## ACTIVITY
The complete listing that follows is to be set down again, exactly as it appears.

## LISTED ENTRIES
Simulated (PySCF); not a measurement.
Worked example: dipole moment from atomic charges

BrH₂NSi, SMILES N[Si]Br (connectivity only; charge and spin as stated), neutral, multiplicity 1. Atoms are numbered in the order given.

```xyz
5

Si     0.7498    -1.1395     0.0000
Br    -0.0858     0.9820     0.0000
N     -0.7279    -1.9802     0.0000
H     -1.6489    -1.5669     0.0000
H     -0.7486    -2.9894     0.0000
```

## EXERCISE RESULT
Simulated (PySCF); not a measurement.
Worked example: dipole moment from atomic charges

BrH₂NSi, SMILES N[Si]Br (connectivity only; charge and spin as stated), neutral, multiplicity 1. Atoms are numbered in the order given.

```xyz
5

Si     0.7498    -1.1395     0.0000
Br    -0.0858     0.9820     0.0000
N     -0.7279    -1.9802     0.0000
H     -1.6489    -1.5669     0.0000
H     -0.7486    -2.9894     0.0000
```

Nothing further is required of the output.